Since the entries below must stay intact, return each one exactly.

*** Entries provided ***
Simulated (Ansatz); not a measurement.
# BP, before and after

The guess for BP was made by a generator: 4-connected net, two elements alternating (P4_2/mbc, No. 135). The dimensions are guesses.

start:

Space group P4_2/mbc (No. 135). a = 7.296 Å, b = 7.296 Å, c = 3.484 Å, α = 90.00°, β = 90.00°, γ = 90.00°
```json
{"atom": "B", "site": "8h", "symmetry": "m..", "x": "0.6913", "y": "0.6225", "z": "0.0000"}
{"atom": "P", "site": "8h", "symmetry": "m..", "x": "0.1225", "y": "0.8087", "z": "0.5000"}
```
*** End of Entries provided ***

- Exercise answer
Simulated (Ansatz); not a measurement.
# BP, before and after

The guess for BP was made by a generator: 4-connected net, two elements alternating (P4_2/mbc, No. 135). The dimensions are guesses.

start:

Space group P4_2/mbc (No. 135). a = 7.296 Å, b = 7.296 Å, c = 3.484 Å, α = 90.00°, β = 90.00°, γ = 90.00°
```json
{"atom": "B", "site": "8h", "symmetry": "m..", "x": "0.6913", "y": "0.6225", "z": "0.0000"}
{"atom": "P", "site": "8h", "symmetry": "m..", "x": "0.1225", "y": "0.8087", "z": "0.5000"}
```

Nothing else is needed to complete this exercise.